(Data extracts):
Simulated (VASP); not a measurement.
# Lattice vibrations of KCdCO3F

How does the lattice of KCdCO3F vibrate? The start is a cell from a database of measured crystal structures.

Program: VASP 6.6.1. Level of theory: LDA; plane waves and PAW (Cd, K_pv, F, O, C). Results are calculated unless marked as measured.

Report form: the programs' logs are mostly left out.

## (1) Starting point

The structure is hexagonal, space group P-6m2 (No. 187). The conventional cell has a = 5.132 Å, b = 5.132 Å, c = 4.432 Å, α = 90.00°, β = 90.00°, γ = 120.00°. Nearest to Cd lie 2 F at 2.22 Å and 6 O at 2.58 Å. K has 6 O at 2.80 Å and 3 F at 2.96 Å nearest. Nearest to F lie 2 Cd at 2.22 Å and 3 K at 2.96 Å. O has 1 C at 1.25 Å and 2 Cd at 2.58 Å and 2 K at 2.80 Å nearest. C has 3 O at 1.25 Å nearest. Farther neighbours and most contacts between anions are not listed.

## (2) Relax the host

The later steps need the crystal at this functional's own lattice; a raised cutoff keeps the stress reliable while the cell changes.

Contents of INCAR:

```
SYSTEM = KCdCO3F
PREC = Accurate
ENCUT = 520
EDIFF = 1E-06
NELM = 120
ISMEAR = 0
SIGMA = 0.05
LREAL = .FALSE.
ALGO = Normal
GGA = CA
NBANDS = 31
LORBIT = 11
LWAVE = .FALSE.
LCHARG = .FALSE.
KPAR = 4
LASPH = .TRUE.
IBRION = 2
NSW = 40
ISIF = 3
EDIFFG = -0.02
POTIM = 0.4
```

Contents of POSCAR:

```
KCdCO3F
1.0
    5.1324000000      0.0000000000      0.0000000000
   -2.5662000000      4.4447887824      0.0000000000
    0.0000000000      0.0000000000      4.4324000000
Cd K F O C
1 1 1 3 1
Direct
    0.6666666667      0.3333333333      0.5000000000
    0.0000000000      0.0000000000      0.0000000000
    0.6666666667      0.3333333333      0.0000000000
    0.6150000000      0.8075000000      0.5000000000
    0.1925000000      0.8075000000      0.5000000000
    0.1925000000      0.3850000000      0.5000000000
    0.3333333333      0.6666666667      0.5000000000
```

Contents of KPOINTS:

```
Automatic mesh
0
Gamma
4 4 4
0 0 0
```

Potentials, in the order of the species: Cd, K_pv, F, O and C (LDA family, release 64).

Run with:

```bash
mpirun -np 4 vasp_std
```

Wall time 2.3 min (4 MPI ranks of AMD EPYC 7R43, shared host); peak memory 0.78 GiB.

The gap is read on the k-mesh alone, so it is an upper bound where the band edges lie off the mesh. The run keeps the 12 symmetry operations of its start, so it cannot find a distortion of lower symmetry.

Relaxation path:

(Exercise): In the listing above, start at the line with "The later steps", go on through the line with "The gap is read", and copy each of those lines exactly; leave out all the rest.

(Expected answer):
The later steps need the crystal at this functional's own lattice; a raised cutoff keeps the stress reliable while the cell changes.

Contents of INCAR:

```
SYSTEM = KCdCO3F
PREC = Accurate
ENCUT = 520
EDIFF = 1E-06
NELM = 120
ISMEAR = 0
SIGMA = 0.05
LREAL = .FALSE.
ALGO = Normal
GGA = CA
NBANDS = 31
LORBIT = 11
LWAVE = .FALSE.
LCHARG = .FALSE.
KPAR = 4
LASPH = .TRUE.
IBRION = 2
NSW = 40
ISIF = 3
EDIFFG = -0.02
POTIM = 0.4
```

Contents of POSCAR:

```
KCdCO3F
1.0
    5.1324000000      0.0000000000      0.0000000000
   -2.5662000000      4.4447887824      0.0000000000
    0.0000000000      0.0000000000      4.4324000000
Cd K F O C
1 1 1 3 1
Direct
    0.6666666667      0.3333333333      0.5000000000
    0.0000000000      0.0000000000      0.0000000000
    0.6666666667      0.3333333333      0.0000000000
    0.6150000000      0.8075000000      0.5000000000
    0.1925000000      0.8075000000      0.5000000000
    0.1925000000      0.3850000000      0.5000000000
    0.3333333333      0.6666666667      0.5000000000
```

Contents of KPOINTS:

```
Automatic mesh
0
Gamma
4 4 4
0 0 0
```

Potentials, in the order of the species: Cd, K_pv, F, O and C (LDA family, release 64).

Run with:

```bash
mpirun -np 4 vasp_std
```

Wall time 2.3 min (4 MPI ranks of AMD EPYC 7R43, shared host); peak memory 0.78 GiB.

The gap is read on the k-mesh alone, so it is an upper bound where the band edges lie off the mesh. The run keeps the 12 symmetry operations of its start, so it cannot find a distortion of lower symmetry.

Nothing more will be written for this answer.